== REQUIRED ACTION ==
Please repeat the records below exactly, from the first line through the line containing "References as given", and nothing more.

--*--

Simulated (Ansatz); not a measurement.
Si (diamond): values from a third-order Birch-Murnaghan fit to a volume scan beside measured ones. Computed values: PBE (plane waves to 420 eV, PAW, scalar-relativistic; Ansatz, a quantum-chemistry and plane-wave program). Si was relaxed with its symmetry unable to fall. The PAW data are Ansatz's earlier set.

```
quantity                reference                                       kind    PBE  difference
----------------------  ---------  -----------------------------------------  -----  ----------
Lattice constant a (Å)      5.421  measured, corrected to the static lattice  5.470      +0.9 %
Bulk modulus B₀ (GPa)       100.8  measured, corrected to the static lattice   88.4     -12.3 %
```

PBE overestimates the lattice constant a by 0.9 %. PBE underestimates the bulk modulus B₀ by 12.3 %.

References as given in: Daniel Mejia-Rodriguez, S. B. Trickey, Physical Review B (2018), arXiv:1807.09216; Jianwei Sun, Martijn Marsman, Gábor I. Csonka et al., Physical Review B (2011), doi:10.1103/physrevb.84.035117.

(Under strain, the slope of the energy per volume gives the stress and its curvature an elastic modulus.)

--*--

== REPLY ==
Simulated (Ansatz); not a measurement.
Si (diamond): values from a third-order Birch-Murnaghan fit to a volume scan beside measured ones. Computed values: PBE (plane waves to 420 eV, PAW, scalar-relativistic; Ansatz, a quantum-chemistry and plane-wave program). Si was relaxed with its symmetry unable to fall. The PAW data are Ansatz's earlier set.

```
quantity                reference                                       kind    PBE  difference
----------------------  ---------  -----------------------------------------  -----  ----------
Lattice constant a (Å)      5.421  measured, corrected to the static lattice  5.470      +0.9 %
Bulk modulus B₀ (GPa)       100.8  measured, corrected to the static lattice   88.4     -12.3 %
```

PBE overestimates the lattice constant a by 0.9 %. PBE underestimates the bulk modulus B₀ by 12.3 %.

References as given in: Daniel Mejia-Rodriguez, S. B. Trickey, Physical Review B (2018), arXiv:1807.09216; Jianwei Sun, Martijn Marsman, Gábor I. Csonka et al., Physical Review B (2011), doi:10.1103/physrevb.84.035117.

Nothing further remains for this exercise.